→ EXERCISE:
Extract every entry word for word.

→ DATA EXTRACTS:
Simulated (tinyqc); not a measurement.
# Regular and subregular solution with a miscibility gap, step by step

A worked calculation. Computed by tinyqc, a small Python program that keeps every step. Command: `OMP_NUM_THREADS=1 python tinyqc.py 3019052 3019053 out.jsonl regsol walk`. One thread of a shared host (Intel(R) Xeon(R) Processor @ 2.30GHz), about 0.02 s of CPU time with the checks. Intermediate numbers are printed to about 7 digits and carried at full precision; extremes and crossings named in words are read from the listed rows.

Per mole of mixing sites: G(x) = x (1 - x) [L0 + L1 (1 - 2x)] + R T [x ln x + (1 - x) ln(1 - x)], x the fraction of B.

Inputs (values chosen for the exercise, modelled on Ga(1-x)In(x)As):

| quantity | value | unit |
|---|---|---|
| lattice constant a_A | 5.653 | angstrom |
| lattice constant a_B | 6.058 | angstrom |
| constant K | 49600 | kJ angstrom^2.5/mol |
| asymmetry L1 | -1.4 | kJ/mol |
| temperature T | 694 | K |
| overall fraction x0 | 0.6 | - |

→ TASK RESPONSE:
Simulated (tinyqc); not a measurement.
# Regular and subregular solution with a miscibility gap, step by step

A worked calculation. Computed by tinyqc, a small Python program that keeps every step. Command: `OMP_NUM_THREADS=1 python tinyqc.py 3019052 3019053 out.jsonl regsol walk`. One thread of a shared host (Intel(R) Xeon(R) Processor @ 2.30GHz), about 0.02 s of CPU time with the checks. Intermediate numbers are printed to about 7 digits and carried at full precision; extremes and crossings named in words are read from the listed rows.

Per mole of mixing sites: G(x) = x (1 - x) [L0 + L1 (1 - 2x)] + R T [x ln x + (1 - x) ln(1 - x)], x the fraction of B.

Inputs (values chosen for the exercise, modelled on Ga(1-x)In(x)As):

| quantity | value | unit |
|---|---|---|
| lattice constant a_A | 5.653 | angstrom |
| lattice constant a_B | 6.058 | angstrom |
| constant K | 49600 | kJ angstrom^2.5/mol |
| asymmetry L1 | -1.4 | kJ/mol |
| temperature T | 694 | K |
| overall fraction x0 | 0.6 | - |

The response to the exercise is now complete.